**ENTRIES PROVIDED**
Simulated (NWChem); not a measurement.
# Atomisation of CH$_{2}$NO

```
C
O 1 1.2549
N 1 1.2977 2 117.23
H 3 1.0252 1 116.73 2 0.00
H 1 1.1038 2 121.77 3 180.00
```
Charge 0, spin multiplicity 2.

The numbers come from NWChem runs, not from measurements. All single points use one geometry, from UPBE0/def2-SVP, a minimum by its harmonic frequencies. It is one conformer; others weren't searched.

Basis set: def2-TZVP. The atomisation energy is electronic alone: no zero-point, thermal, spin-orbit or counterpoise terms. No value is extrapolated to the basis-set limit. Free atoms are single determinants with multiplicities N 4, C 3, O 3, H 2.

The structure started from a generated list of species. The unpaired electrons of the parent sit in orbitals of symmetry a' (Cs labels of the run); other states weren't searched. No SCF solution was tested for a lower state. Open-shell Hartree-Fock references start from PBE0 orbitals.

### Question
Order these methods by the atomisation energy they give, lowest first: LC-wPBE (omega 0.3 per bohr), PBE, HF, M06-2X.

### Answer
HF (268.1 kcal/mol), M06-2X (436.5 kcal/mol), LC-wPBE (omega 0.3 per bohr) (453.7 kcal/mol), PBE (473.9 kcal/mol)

**EXERCISE**
Print, please, the lines above from the very first through the one that holds "Charge 0, spin multiplicity 2.", both included, word for word and with nothing else.

**WRITTEN ANSWER**
Simulated (NWChem); not a measurement.
# Atomisation of CH$_{2}$NO

```
C
O 1 1.2549
N 1 1.2977 2 117.23
H 3 1.0252 1 116.73 2 0.00
H 1 1.1038 2 121.77 3 180.00
```
Charge 0, spin multiplicity 2.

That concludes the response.